■ **Exercise**: Every line of the entries below from the one containing "This triplet is" to the one containing "### Question", both ends included, must be written out exactly. No other line belongs in the answer.

■ **Exercise data**:
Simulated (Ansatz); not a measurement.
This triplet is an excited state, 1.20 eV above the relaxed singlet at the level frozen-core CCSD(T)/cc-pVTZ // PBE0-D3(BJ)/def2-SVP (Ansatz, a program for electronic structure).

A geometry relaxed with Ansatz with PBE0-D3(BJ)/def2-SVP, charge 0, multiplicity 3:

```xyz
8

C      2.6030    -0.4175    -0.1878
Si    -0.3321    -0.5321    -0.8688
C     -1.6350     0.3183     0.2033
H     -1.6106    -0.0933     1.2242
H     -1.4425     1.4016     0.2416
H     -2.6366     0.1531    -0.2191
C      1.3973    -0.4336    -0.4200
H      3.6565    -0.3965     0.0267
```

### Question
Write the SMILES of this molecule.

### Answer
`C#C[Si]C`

■ **Answer area**:
This triplet is an excited state, 1.20 eV above the relaxed singlet at the level frozen-core CCSD(T)/cc-pVTZ // PBE0-D3(BJ)/def2-SVP (Ansatz, a program for electronic structure).

A geometry relaxed with Ansatz with PBE0-D3(BJ)/def2-SVP, charge 0, multiplicity 3:

```xyz
8

C      2.6030    -0.4175    -0.1878
Si    -0.3321    -0.5321    -0.8688
C     -1.6350     0.3183     0.2033
H     -1.6106    -0.0933     1.2242
H     -1.4425     1.4016     0.2416
H     -2.6366     0.1531    -0.2191
C      1.3973    -0.4336    -0.4200
H      3.6565    -0.3965     0.0267
```

### Question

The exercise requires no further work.